» **Data extract**:
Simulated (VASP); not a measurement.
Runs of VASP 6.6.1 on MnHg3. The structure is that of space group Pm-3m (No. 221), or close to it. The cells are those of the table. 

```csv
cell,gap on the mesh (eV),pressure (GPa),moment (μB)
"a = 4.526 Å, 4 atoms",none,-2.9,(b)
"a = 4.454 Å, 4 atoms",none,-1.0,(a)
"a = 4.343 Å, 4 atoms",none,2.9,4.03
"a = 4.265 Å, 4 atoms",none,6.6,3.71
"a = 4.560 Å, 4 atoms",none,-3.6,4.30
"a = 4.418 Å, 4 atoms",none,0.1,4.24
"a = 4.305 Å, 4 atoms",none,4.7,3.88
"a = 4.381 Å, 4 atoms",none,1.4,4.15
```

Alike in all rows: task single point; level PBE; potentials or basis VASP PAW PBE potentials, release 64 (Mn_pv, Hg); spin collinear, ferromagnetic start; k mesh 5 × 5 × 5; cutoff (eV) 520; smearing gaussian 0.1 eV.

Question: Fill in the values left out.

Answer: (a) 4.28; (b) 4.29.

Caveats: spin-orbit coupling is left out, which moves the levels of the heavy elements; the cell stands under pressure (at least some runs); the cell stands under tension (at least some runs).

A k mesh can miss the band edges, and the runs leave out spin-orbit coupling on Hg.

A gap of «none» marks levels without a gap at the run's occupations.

» **Work item**: Give back, exactly as written, the stretch from the line with "Answer: (a) 4.28; (b) 4.29." through the line with "A k mesh can", and no other lines from the records above.

» **Exercise output**:
Answer: (a) 4.28; (b) 4.29.

Caveats: spin-orbit coupling is left out, which moves the levels of the heavy elements; the cell stands under pressure (at least some runs); the cell stands under tension (at least some runs).

A k mesh can miss the band edges, and the runs leave out spin-orbit coupling on Hg.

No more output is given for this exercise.